In the listing below, the lines starting with the line with "Depth is shown" and going on through the line with "rotational constants (cm⁻¹).**" are to be reproduced exactly, and only those.

[[ Records shown, beginning ]]

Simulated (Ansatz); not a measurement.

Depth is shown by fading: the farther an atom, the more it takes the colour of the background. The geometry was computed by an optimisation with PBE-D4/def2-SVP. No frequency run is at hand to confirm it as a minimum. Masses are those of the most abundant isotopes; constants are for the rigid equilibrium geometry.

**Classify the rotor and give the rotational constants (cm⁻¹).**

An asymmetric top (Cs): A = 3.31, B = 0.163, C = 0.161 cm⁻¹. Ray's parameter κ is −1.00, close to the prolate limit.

[[ Records shown, end ]]

Answer space
Depth is shown by fading: the farther an atom, the more it takes the colour of the background. The geometry was computed by an optimisation with PBE-D4/def2-SVP. No frequency run is at hand to confirm it as a minimum. Masses are those of the most abundant isotopes; constants are for the rigid equilibrium geometry.

**Classify the rotor and give the rotational constants (cm⁻¹).**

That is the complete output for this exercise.